**ASSIGNED TASK**
Your task is to write out all of the records once more, exactly.

BEGIN RECORD EXCERPTS

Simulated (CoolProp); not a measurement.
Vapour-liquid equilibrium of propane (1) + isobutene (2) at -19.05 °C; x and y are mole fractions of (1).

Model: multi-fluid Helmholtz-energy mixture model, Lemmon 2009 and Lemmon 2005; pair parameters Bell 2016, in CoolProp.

END RECORD EXCERPTS

**YOUR SOLUTION**
Simulated (CoolProp); not a measurement.
Vapour-liquid equilibrium of propane (1) + isobutene (2) at -19.05 °C; x and y are mole fractions of (1).

Model: multi-fluid Helmholtz-energy mixture model, Lemmon 2009 and Lemmon 2005; pair parameters Bell 2016, in CoolProp.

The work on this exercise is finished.